### Work instruction
Copy the entries exactly, through the "The structure is" line.

### Data listing
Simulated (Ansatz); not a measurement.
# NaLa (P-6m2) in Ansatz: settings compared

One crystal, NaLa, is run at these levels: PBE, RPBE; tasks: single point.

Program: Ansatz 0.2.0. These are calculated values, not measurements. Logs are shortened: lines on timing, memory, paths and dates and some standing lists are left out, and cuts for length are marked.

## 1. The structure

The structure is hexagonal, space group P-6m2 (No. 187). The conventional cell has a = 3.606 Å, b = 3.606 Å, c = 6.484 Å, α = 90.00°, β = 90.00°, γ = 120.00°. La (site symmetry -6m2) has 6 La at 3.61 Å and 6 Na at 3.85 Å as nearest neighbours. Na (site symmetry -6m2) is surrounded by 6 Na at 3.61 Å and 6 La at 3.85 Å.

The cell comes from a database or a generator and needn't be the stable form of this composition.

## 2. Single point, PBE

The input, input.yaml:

### Worked solution
Simulated (Ansatz); not a measurement.
# NaLa (P-6m2) in Ansatz: settings compared

One crystal, NaLa, is run at these levels: PBE, RPBE; tasks: single point.

Program: Ansatz 0.2.0. These are calculated values, not measurements. Logs are shortened: lines on timing, memory, paths and dates and some standing lists are left out, and cuts for length are marked.

## 1. The structure

The structure is hexagonal, space group P-6m2 (No. 187). The conventional cell has a = 3.606 Å, b = 3.606 Å, c = 6.484 Å, α = 90.00°, β = 90.00°, γ = 120.00°. La (site symmetry -6m2) has 6 La at 3.61 Å and 6 Na at 3.85 Å as nearest neighbours. Na (site symmetry -6m2) is surrounded by 6 Na at 3.61 Å and 6 La at 3.85 Å.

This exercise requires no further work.